### Data
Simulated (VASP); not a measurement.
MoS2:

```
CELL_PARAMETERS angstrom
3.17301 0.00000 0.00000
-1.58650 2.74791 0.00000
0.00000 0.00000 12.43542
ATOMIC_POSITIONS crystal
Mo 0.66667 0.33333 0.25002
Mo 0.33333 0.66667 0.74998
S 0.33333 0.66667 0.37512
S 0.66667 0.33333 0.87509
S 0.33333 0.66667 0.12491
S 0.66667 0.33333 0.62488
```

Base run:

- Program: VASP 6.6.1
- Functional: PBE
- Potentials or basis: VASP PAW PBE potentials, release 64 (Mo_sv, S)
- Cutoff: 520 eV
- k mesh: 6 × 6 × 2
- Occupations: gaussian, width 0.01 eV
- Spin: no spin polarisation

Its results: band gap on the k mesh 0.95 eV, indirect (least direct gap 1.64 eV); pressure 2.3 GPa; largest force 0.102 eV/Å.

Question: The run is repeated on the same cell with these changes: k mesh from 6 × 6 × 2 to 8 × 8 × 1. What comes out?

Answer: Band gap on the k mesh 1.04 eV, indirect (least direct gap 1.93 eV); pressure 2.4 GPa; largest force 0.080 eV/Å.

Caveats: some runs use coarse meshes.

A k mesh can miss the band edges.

### Activity
Write out the material above exactly, please, from its first line up to and including the line where "Its results: band" appears, and stop there.

### Response box
Simulated (VASP); not a measurement.
MoS2:

```
CELL_PARAMETERS angstrom
3.17301 0.00000 0.00000
-1.58650 2.74791 0.00000
0.00000 0.00000 12.43542
ATOMIC_POSITIONS crystal
Mo 0.66667 0.33333 0.25002
Mo 0.33333 0.66667 0.74998
S 0.33333 0.66667 0.37512
S 0.66667 0.33333 0.87509
S 0.33333 0.66667 0.12491
S 0.66667 0.33333 0.62488
```

Base run:

- Program: VASP 6.6.1
- Functional: PBE
- Potentials or basis: VASP PAW PBE potentials, release 64 (Mo_sv, S)
- Cutoff: 520 eV
- k mesh: 6 × 6 × 2
- Occupations: gaussian, width 0.01 eV
- Spin: no spin polarisation

Its results: band gap on the k mesh 0.95 eV, indirect (least direct gap 1.64 eV); pressure 2.3 GPa; largest force 0.102 eV/Å.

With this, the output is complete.